- _Work task_
Lines from the top of the entries through the line that has "Result: (a) 0.53; (b) 8.54; (c) 0.2." must be duplicated exactly, and no others.

- _Study material_
=======

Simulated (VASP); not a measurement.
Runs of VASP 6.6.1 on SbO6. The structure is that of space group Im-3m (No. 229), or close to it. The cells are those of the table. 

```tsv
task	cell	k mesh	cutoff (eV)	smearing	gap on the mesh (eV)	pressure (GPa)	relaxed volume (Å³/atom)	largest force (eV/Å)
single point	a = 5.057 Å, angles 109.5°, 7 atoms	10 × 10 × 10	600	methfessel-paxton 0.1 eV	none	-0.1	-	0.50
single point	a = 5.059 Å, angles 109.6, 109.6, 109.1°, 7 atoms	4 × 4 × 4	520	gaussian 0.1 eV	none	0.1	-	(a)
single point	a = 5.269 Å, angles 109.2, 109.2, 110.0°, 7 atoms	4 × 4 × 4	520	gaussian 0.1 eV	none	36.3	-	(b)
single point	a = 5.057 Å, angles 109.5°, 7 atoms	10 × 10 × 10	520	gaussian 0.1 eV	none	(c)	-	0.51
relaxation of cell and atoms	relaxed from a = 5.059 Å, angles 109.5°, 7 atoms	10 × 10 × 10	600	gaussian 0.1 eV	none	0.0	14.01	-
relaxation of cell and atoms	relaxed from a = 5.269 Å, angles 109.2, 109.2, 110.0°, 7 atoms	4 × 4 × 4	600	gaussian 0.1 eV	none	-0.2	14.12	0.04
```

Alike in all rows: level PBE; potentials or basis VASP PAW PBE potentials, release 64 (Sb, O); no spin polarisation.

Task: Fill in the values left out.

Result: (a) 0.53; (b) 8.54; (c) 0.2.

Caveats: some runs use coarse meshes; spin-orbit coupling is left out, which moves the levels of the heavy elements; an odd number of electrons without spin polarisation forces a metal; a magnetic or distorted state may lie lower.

=======

- _Solution_
Simulated (VASP); not a measurement.
Runs of VASP 6.6.1 on SbO6. The structure is that of space group Im-3m (No. 229), or close to it. The cells are those of the table. 

```tsv
task	cell	k mesh	cutoff (eV)	smearing	gap on the mesh (eV)	pressure (GPa)	relaxed volume (Å³/atom)	largest force (eV/Å)
single point	a = 5.057 Å, angles 109.5°, 7 atoms	10 × 10 × 10	600	methfessel-paxton 0.1 eV	none	-0.1	-	0.50
single point	a = 5.059 Å, angles 109.6, 109.6, 109.1°, 7 atoms	4 × 4 × 4	520	gaussian 0.1 eV	none	0.1	-	(a)
single point	a = 5.269 Å, angles 109.2, 109.2, 110.0°, 7 atoms	4 × 4 × 4	520	gaussian 0.1 eV	none	36.3	-	(b)
single point	a = 5.057 Å, angles 109.5°, 7 atoms	10 × 10 × 10	520	gaussian 0.1 eV	none	(c)	-	0.51
relaxation of cell and atoms	relaxed from a = 5.059 Å, angles 109.5°, 7 atoms	10 × 10 × 10	600	gaussian 0.1 eV	none	0.0	14.01	-
relaxation of cell and atoms	relaxed from a = 5.269 Å, angles 109.2, 109.2, 110.0°, 7 atoms	4 × 4 × 4	600	gaussian 0.1 eV	none	-0.2	14.12	0.04
```

Alike in all rows: level PBE; potentials or basis VASP PAW PBE potentials, release 64 (Sb, O); no spin polarisation.

Task: Fill in the values left out.

Result: (a) 0.53; (b) 8.54; (c) 0.2.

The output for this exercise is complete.